*ASSIGNED TASK*. For the listing below, print exactly the lines from the line with "Computed with Ansatz, DFT" to the line with "This distorted cell", both included, and nothing beyond them.

##############################
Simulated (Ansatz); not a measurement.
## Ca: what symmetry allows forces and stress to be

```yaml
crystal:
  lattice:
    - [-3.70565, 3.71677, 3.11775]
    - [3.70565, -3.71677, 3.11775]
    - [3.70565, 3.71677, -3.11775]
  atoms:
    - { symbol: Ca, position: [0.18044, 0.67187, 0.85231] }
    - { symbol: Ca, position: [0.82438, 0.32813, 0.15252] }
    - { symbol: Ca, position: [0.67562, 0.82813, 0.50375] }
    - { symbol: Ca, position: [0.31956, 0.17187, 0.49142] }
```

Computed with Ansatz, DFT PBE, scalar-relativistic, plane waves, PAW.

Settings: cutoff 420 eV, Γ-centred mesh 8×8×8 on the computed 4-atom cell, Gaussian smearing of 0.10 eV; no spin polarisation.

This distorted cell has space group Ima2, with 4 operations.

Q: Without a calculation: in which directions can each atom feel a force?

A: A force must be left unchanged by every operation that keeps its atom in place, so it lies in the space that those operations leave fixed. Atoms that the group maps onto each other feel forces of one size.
##############################

*EXERCISE SOLUTION*.
Computed with Ansatz, DFT PBE, scalar-relativistic, plane waves, PAW.

Settings: cutoff 420 eV, Γ-centred mesh 8×8×8 on the computed 4-atom cell, Gaussian smearing of 0.10 eV; no spin polarisation.

This distorted cell has space group Ima2, with 4 operations.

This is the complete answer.